The reply must reproduce each line below exactly.

··········

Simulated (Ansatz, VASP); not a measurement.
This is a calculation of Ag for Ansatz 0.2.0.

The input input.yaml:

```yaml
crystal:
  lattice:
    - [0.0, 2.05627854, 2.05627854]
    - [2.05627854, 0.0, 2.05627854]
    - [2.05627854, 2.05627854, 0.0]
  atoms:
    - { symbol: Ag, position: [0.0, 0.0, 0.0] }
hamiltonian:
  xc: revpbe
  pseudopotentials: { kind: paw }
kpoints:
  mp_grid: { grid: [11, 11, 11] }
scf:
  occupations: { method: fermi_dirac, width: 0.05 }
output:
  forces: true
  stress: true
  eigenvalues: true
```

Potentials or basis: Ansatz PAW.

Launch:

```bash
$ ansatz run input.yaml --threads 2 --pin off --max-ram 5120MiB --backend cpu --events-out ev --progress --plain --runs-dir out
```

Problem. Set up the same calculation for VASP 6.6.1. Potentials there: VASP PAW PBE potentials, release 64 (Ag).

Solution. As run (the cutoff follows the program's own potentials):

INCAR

··········

**Solution**
Simulated (Ansatz, VASP); not a measurement.
This is a calculation of Ag for Ansatz 0.2.0.

The input input.yaml:

```yaml
crystal:
  lattice:
    - [0.0, 2.05627854, 2.05627854]
    - [2.05627854, 0.0, 2.05627854]
    - [2.05627854, 2.05627854, 0.0]
  atoms:
    - { symbol: Ag, position: [0.0, 0.0, 0.0] }
hamiltonian:
  xc: revpbe
  pseudopotentials: { kind: paw }
kpoints:
  mp_grid: { grid: [11, 11, 11] }
scf:
  occupations: { method: fermi_dirac, width: 0.05 }
output:
  forces: true
  stress: true
  eigenvalues: true
```

Potentials or basis: Ansatz PAW.

Launch:

```bash
$ ansatz run input.yaml --threads 2 --pin off --max-ram 5120MiB --backend cpu --events-out ev --progress --plain --runs-dir out
```

Problem. Set up the same calculation for VASP 6.6.1. Potentials there: VASP PAW PBE potentials, release 64 (Ag).

Solution. As run (the cutoff follows the program's own potentials):

INCAR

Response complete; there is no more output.